→ Task item: Among the records below, find the line that has "Below, planes, directions"; from there, give the lines again exactly, and stop after the line that has "from the curves?**".

→ Data section:
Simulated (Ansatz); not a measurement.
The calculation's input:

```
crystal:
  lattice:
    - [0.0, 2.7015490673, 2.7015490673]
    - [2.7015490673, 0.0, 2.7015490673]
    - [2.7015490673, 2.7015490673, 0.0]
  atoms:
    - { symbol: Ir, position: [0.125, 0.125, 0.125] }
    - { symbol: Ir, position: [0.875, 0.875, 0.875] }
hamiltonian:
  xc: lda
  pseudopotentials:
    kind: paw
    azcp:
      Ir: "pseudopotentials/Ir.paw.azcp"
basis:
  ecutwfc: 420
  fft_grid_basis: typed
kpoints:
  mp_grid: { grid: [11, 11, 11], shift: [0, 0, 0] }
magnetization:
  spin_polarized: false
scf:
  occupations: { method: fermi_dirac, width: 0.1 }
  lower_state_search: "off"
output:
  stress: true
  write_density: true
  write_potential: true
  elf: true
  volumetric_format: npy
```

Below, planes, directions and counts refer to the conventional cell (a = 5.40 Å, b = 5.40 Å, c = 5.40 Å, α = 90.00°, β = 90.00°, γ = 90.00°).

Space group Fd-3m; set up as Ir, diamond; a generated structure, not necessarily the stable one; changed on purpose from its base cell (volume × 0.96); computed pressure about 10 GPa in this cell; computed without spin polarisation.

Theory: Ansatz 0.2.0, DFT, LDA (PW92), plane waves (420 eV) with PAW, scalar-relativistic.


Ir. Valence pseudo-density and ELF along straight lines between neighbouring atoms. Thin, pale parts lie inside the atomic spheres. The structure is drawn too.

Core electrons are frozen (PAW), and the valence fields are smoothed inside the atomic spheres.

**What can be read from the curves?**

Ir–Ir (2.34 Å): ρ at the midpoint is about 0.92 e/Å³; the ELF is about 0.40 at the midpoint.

→ Exercise result:
Below, planes, directions and counts refer to the conventional cell (a = 5.40 Å, b = 5.40 Å, c = 5.40 Å, α = 90.00°, β = 90.00°, γ = 90.00°).

Space group Fd-3m; set up as Ir, diamond; a generated structure, not necessarily the stable one; changed on purpose from its base cell (volume × 0.96); computed pressure about 10 GPa in this cell; computed without spin polarisation.

Theory: Ansatz 0.2.0, DFT, LDA (PW92), plane waves (420 eV) with PAW, scalar-relativistic.


Ir. Valence pseudo-density and ELF along straight lines between neighbouring atoms. Thin, pale parts lie inside the atomic spheres. The structure is drawn too.

Core electrons are frozen (PAW), and the valence fields are smoothed inside the atomic spheres.

**What can be read from the curves?**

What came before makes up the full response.